▶ [Supplied material]
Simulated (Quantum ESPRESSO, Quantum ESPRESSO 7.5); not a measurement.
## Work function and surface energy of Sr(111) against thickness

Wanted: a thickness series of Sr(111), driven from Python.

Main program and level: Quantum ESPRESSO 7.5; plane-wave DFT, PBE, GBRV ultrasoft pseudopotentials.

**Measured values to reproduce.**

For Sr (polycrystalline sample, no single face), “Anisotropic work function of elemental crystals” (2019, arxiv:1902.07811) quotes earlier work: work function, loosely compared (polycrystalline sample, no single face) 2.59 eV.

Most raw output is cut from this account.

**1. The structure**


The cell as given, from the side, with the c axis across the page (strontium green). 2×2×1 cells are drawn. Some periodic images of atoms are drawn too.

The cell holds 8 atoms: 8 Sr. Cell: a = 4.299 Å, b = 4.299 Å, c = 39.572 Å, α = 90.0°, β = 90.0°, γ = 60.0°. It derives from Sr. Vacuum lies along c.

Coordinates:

▶ [Exercise] Retype exactly the lines above, from the one with "Wanted: a thickness" through the one with "The cell holds", inclusive.

▶ [Answer area]
Wanted: a thickness series of Sr(111), driven from Python.

Main program and level: Quantum ESPRESSO 7.5; plane-wave DFT, PBE, GBRV ultrasoft pseudopotentials.

**Measured values to reproduce.**

For Sr (polycrystalline sample, no single face), “Anisotropic work function of elemental crystals” (2019, arxiv:1902.07811) quotes earlier work: work function, loosely compared (polycrystalline sample, no single face) 2.59 eV.

Most raw output is cut from this account.

**1. The structure**


The cell as given, from the side, with the c axis across the page (strontium green). 2×2×1 cells are drawn. Some periodic images of atoms are drawn too.

The cell holds 8 atoms: 8 Sr. Cell: a = 4.299 Å, b = 4.299 Å, c = 39.572 Å, α = 90.0°, β = 90.0°, γ = 60.0°. It derives from Sr. Vacuum lies along c.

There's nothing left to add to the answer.